**Record set:**
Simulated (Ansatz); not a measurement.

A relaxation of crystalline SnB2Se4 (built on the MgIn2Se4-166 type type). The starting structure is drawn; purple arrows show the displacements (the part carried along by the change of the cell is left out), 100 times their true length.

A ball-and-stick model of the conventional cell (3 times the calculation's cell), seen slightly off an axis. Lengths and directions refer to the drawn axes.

**Brief:** Without any alteration, repeat each entry shown above.

**Worked solution:**
Simulated (Ansatz); not a measurement.

A relaxation of crystalline SnB2Se4 (built on the MgIn2Se4-166 type type). The starting structure is drawn; purple arrows show the displacements (the part carried along by the change of the cell is left out), 100 times their true length.

A ball-and-stick model of the conventional cell (3 times the calculation's cell), seen slightly off an axis. Lengths and directions refer to the drawn axes.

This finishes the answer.